## Recorded information
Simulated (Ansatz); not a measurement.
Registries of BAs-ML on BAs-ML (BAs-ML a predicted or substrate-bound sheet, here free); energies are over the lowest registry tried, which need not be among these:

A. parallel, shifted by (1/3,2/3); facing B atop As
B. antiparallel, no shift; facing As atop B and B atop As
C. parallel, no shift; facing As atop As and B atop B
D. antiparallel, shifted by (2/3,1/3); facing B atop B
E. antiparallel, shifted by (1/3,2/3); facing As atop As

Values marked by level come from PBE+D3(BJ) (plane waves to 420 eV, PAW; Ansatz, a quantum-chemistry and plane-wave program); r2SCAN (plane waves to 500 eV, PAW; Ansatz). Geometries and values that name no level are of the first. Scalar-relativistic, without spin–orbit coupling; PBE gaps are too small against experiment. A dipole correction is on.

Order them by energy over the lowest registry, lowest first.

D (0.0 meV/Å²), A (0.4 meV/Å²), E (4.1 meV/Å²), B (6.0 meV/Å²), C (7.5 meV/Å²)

## Work request
Could you please copy the lines above exactly, beginning at the first and ending at the line that contains "Order them by"?

## Answer area
Simulated (Ansatz); not a measurement.
Registries of BAs-ML on BAs-ML (BAs-ML a predicted or substrate-bound sheet, here free); energies are over the lowest registry tried, which need not be among these:

A. parallel, shifted by (1/3,2/3); facing B atop As
B. antiparallel, no shift; facing As atop B and B atop As
C. parallel, no shift; facing As atop As and B atop B
D. antiparallel, shifted by (2/3,1/3); facing B atop B
E. antiparallel, shifted by (1/3,2/3); facing As atop As

Values marked by level come from PBE+D3(BJ) (plane waves to 420 eV, PAW; Ansatz, a quantum-chemistry and plane-wave program); r2SCAN (plane waves to 500 eV, PAW; Ansatz). Geometries and values that name no level are of the first. Scalar-relativistic, without spin–orbit coupling; PBE gaps are too small against experiment. A dipole correction is on.

Order them by energy over the lowest registry, lowest first.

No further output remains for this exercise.